(Extracted data)
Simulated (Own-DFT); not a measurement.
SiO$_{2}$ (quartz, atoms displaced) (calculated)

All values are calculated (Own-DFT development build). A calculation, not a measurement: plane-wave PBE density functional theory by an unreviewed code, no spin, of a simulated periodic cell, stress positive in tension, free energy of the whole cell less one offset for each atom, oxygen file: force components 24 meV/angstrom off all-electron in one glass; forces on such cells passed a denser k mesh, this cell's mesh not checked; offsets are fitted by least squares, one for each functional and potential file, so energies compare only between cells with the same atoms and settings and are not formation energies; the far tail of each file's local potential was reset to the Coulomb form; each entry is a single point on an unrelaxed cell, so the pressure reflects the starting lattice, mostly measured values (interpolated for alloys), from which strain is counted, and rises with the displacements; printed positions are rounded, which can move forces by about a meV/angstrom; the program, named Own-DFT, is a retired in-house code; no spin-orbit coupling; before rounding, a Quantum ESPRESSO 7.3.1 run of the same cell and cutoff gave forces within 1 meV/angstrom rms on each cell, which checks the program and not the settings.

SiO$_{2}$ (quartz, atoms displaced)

(Assigned task) Among the records above, a stretch begins at the line containing "atoms displaced) (calculated)" and ends at the line containing "All values are". Restate that stretch word for word, and nothing else.

(Task output)
SiO$_{2}$ (quartz, atoms displaced) (calculated)

All values are calculated (Own-DFT development build). A calculation, not a measurement: plane-wave PBE density functional theory by an unreviewed code, no spin, of a simulated periodic cell, stress positive in tension, free energy of the whole cell less one offset for each atom, oxygen file: force components 24 meV/angstrom off all-electron in one glass; forces on such cells passed a denser k mesh, this cell's mesh not checked; offsets are fitted by least squares, one for each functional and potential file, so energies compare only between cells with the same atoms and settings and are not formation energies; the far tail of each file's local potential was reset to the Coulomb form; each entry is a single point on an unrelaxed cell, so the pressure reflects the starting lattice, mostly measured values (interpolated for alloys), from which strain is counted, and rises with the displacements; printed positions are rounded, which can move forces by about a meV/angstrom; the program, named Own-DFT, is a retired in-house code; no spin-orbit coupling; before rounding, a Quantum ESPRESSO 7.3.1 run of the same cell and cutoff gave forces within 1 meV/angstrom rms on each cell, which checks the program and not the settings.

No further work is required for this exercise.